-------- RECORDS PROVIDED
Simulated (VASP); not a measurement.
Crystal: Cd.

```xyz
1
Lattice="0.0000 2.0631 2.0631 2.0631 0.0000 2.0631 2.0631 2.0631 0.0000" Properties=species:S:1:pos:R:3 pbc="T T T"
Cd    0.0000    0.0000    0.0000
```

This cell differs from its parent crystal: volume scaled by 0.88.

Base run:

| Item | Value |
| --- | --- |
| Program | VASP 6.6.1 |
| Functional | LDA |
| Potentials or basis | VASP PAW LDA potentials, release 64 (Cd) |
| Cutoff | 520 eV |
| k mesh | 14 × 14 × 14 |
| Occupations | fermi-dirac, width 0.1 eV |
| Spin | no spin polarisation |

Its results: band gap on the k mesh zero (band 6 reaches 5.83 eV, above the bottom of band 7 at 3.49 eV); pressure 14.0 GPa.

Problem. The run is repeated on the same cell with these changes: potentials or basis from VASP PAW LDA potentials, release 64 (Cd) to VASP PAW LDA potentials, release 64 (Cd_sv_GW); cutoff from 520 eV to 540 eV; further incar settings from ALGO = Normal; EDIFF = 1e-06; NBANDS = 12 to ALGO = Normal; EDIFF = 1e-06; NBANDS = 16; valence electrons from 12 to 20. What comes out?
----------------

■ WORK INSTRUCTION
Your job is to retype all of the material exactly.

■ ANSWER SPACE
Simulated (VASP); not a measurement.
Crystal: Cd.

```xyz
1
Lattice="0.0000 2.0631 2.0631 2.0631 0.0000 2.0631 2.0631 2.0631 0.0000" Properties=species:S:1:pos:R:3 pbc="T T T"
Cd    0.0000    0.0000    0.0000
```

This cell differs from its parent crystal: volume scaled by 0.88.

Base run:

| Item | Value |
| --- | --- |
| Program | VASP 6.6.1 |
| Functional | LDA |
| Potentials or basis | VASP PAW LDA potentials, release 64 (Cd) |
| Cutoff | 520 eV |
| k mesh | 14 × 14 × 14 |
| Occupations | fermi-dirac, width 0.1 eV |
| Spin | no spin polarisation |

Its results: band gap on the k mesh zero (band 6 reaches 5.83 eV, above the bottom of band 7 at 3.49 eV); pressure 14.0 GPa.

Problem. The run is repeated on the same cell with these changes: potentials or basis from VASP PAW LDA potentials, release 64 (Cd) to VASP PAW LDA potentials, release 64 (Cd_sv_GW); cutoff from 520 eV to 540 eV; further incar settings from ALGO = Normal; EDIFF = 1e-06; NBANDS = 12 to ALGO = Normal; EDIFF = 1e-06; NBANDS = 16; valence electrons from 12 to 20. What comes out?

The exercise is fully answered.